··· RAW DATA ···
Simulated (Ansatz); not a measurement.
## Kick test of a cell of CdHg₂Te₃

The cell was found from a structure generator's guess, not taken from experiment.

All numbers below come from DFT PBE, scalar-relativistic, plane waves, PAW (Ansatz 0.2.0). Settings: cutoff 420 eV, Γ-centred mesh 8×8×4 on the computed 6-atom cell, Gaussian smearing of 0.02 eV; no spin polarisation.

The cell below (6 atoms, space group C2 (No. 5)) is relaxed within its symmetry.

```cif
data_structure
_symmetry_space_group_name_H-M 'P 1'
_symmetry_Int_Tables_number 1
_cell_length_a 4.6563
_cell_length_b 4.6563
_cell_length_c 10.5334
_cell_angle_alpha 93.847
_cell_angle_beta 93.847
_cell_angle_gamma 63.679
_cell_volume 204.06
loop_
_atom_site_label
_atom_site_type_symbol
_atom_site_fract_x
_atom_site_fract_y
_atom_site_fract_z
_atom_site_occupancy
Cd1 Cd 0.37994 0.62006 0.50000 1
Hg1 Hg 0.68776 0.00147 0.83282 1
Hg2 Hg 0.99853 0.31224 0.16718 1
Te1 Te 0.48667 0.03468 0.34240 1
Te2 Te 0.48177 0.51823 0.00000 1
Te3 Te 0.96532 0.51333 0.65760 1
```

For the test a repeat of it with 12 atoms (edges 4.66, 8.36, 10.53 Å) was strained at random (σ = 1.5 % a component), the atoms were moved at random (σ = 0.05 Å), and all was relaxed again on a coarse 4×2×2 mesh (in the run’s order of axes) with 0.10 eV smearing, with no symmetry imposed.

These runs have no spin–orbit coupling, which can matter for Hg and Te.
···

» **ACTION ITEM**:
Please give the records again exactly as they are.

» **TASK SOLUTION**:
Simulated (Ansatz); not a measurement.
## Kick test of a cell of CdHg₂Te₃

The cell was found from a structure generator's guess, not taken from experiment.

All numbers below come from DFT PBE, scalar-relativistic, plane waves, PAW (Ansatz 0.2.0). Settings: cutoff 420 eV, Γ-centred mesh 8×8×4 on the computed 6-atom cell, Gaussian smearing of 0.02 eV; no spin polarisation.

The cell below (6 atoms, space group C2 (No. 5)) is relaxed within its symmetry.

```cif
data_structure
_symmetry_space_group_name_H-M 'P 1'
_symmetry_Int_Tables_number 1
_cell_length_a 4.6563
_cell_length_b 4.6563
_cell_length_c 10.5334
_cell_angle_alpha 93.847
_cell_angle_beta 93.847
_cell_angle_gamma 63.679
_cell_volume 204.06
loop_
_atom_site_label
_atom_site_type_symbol
_atom_site_fract_x
_atom_site_fract_y
_atom_site_fract_z
_atom_site_occupancy
Cd1 Cd 0.37994 0.62006 0.50000 1
Hg1 Hg 0.68776 0.00147 0.83282 1
Hg2 Hg 0.99853 0.31224 0.16718 1
Te1 Te 0.48667 0.03468 0.34240 1
Te2 Te 0.48177 0.51823 0.00000 1
Te3 Te 0.96532 0.51333 0.65760 1
```

For the test a repeat of it with 12 atoms (edges 4.66, 8.36, 10.53 Å) was strained at random (σ = 1.5 % a component), the atoms were moved at random (σ = 0.05 Å), and all was relaxed again on a coarse 4×2×2 mesh (in the run’s order of axes) with 0.10 eV smearing, with no symmetry imposed.

These runs have no spin–orbit coupling, which can matter for Hg and Te.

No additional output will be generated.